● WORK ORDER
Your task is to transcribe the material that follows, line by line and exactly.

● DATA SUPPLIED
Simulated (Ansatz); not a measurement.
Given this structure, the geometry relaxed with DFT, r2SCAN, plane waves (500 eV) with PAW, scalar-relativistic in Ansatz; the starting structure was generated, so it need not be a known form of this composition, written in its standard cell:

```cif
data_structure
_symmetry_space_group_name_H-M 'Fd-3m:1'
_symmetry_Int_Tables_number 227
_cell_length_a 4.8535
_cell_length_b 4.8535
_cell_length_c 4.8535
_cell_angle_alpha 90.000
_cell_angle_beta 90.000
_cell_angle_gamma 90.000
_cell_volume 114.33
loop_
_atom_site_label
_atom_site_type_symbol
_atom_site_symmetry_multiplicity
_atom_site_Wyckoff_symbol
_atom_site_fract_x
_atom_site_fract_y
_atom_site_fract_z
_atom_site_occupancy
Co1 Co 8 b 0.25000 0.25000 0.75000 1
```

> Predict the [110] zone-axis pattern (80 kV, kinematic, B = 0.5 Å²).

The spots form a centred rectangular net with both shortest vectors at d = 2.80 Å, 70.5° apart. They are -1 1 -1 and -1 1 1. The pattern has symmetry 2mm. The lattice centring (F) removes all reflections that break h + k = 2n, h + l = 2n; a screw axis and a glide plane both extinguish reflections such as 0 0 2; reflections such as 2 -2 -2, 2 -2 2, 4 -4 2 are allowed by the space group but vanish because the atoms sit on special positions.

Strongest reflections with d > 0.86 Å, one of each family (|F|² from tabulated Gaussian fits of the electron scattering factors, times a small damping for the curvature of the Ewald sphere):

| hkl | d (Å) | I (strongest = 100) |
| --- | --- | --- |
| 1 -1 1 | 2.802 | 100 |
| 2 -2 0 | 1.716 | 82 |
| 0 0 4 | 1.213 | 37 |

● EXERCISE ANSWER
Simulated (Ansatz); not a measurement.
Given this structure, the geometry relaxed with DFT, r2SCAN, plane waves (500 eV) with PAW, scalar-relativistic in Ansatz; the starting structure was generated, so it need not be a known form of this composition, written in its standard cell:

```cif
data_structure
_symmetry_space_group_name_H-M 'Fd-3m:1'
_symmetry_Int_Tables_number 227
_cell_length_a 4.8535
_cell_length_b 4.8535
_cell_length_c 4.8535
_cell_angle_alpha 90.000
_cell_angle_beta 90.000
_cell_angle_gamma 90.000
_cell_volume 114.33
loop_
_atom_site_label
_atom_site_type_symbol
_atom_site_symmetry_multiplicity
_atom_site_Wyckoff_symbol
_atom_site_fract_x
_atom_site_fract_y
_atom_site_fract_z
_atom_site_occupancy
Co1 Co 8 b 0.25000 0.25000 0.75000 1
```

> Predict the [110] zone-axis pattern (80 kV, kinematic, B = 0.5 Å²).

The spots form a centred rectangular net with both shortest vectors at d = 2.80 Å, 70.5° apart. They are -1 1 -1 and -1 1 1. The pattern has symmetry 2mm. The lattice centring (F) removes all reflections that break h + k = 2n, h + l = 2n; a screw axis and a glide plane both extinguish reflections such as 0 0 2; reflections such as 2 -2 -2, 2 -2 2, 4 -4 2 are allowed by the space group but vanish because the atoms sit on special positions.

Strongest reflections with d > 0.86 Å, one of each family (|F|² from tabulated Gaussian fits of the electron scattering factors, times a small damping for the curvature of the Ewald sphere):

| hkl | d (Å) | I (strongest = 100) |
| --- | --- | --- |
| 1 -1 1 | 2.802 | 100 |
| 2 -2 0 | 1.716 | 82 |
| 0 0 4 | 1.213 | 37 |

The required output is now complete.